────────────────────

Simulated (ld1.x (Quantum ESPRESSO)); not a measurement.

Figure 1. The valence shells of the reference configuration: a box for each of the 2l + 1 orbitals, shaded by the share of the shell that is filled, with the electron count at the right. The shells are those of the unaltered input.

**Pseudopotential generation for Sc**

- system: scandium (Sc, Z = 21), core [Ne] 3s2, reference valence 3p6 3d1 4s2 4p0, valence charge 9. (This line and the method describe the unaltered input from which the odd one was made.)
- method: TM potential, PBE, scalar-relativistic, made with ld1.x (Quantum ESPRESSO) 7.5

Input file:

────────────────────

*WORK ORDER:* Keeping every line exactly as it is, copy all the records.

*REPLY:*
Simulated (ld1.x (Quantum ESPRESSO)); not a measurement.

Figure 1. The valence shells of the reference configuration: a box for each of the 2l + 1 orbitals, shaded by the share of the shell that is filled, with the electron count at the right. The shells are those of the unaltered input.

**Pseudopotential generation for Sc**

- system: scandium (Sc, Z = 21), core [Ne] 3s2, reference valence 3p6 3d1 4s2 4p0, valence charge 9. (This line and the method describe the unaltered input from which the odd one was made.)
- method: TM potential, PBE, scalar-relativistic, made with ld1.x (Quantum ESPRESSO) 7.5

Input file:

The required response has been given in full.